» DATASET RECORDS:
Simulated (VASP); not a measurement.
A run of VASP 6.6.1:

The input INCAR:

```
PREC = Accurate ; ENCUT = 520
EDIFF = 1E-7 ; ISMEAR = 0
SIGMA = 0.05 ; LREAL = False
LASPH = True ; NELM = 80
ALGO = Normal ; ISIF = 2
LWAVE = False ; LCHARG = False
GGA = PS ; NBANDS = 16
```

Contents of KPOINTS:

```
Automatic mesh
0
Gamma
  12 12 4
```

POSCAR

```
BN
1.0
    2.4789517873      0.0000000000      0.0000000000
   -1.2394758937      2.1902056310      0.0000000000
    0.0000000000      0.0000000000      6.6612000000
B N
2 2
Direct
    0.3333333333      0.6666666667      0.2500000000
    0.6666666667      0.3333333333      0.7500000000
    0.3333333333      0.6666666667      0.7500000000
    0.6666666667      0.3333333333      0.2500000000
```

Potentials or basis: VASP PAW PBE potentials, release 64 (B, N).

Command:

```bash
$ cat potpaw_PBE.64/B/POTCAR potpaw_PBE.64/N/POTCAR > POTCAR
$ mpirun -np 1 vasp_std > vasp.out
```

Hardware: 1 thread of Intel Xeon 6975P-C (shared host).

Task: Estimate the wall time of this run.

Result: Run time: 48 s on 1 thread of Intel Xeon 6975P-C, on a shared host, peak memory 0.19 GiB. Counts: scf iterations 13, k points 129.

» ASSIGNED TASK: Transcribe, please, every line from the first line of the listing above through the line with "Task: Estimate the wall time of this run.". Keep both ends and nothing else.

» EXERCISE RESULT:
Simulated (VASP); not a measurement.
A run of VASP 6.6.1:

The input INCAR:

```
PREC = Accurate ; ENCUT = 520
EDIFF = 1E-7 ; ISMEAR = 0
SIGMA = 0.05 ; LREAL = False
LASPH = True ; NELM = 80
ALGO = Normal ; ISIF = 2
LWAVE = False ; LCHARG = False
GGA = PS ; NBANDS = 16
```

Contents of KPOINTS:

```
Automatic mesh
0
Gamma
  12 12 4
```

POSCAR

```
BN
1.0
    2.4789517873      0.0000000000      0.0000000000
   -1.2394758937      2.1902056310      0.0000000000
    0.0000000000      0.0000000000      6.6612000000
B N
2 2
Direct
    0.3333333333      0.6666666667      0.2500000000
    0.6666666667      0.3333333333      0.7500000000
    0.3333333333      0.6666666667      0.7500000000
    0.6666666667      0.3333333333      0.2500000000
```

Potentials or basis: VASP PAW PBE potentials, release 64 (B, N).

Command:

```bash
$ cat potpaw_PBE.64/B/POTCAR potpaw_PBE.64/N/POTCAR > POTCAR
$ mpirun -np 1 vasp_std > vasp.out
```

Hardware: 1 thread of Intel Xeon 6975P-C (shared host).

Task: Estimate the wall time of this run.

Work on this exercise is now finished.